• **Work item**: From the records below, set down exactly the lines starting with the line that contains "One crystal, In3Se, is" and going on through the line that contains "## Step 2: Band". Nothing else is wanted.

• **Records shown**:
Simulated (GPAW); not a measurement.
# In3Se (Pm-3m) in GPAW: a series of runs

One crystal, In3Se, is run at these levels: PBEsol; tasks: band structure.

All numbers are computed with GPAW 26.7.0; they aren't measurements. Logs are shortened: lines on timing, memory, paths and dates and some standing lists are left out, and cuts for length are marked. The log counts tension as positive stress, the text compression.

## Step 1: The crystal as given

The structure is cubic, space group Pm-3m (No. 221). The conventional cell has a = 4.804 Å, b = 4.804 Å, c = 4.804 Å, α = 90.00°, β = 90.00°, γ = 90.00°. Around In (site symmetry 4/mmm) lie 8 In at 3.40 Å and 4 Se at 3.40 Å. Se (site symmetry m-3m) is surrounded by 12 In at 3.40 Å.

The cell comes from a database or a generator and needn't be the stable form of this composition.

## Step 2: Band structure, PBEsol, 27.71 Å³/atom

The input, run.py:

• **Your solution**:
One crystal, In3Se, is run at these levels: PBEsol; tasks: band structure.

All numbers are computed with GPAW 26.7.0; they aren't measurements. Logs are shortened: lines on timing, memory, paths and dates and some standing lists are left out, and cuts for length are marked. The log counts tension as positive stress, the text compression.

## Step 1: The crystal as given

The structure is cubic, space group Pm-3m (No. 221). The conventional cell has a = 4.804 Å, b = 4.804 Å, c = 4.804 Å, α = 90.00°, β = 90.00°, γ = 90.00°. Around In (site symmetry 4/mmm) lie 8 In at 3.40 Å and 4 Se at 3.40 Å. Se (site symmetry m-3m) is surrounded by 12 In at 3.40 Å.

The cell comes from a database or a generator and needn't be the stable form of this composition.

## Step 2: Band structure, PBEsol, 27.71 Å³/atom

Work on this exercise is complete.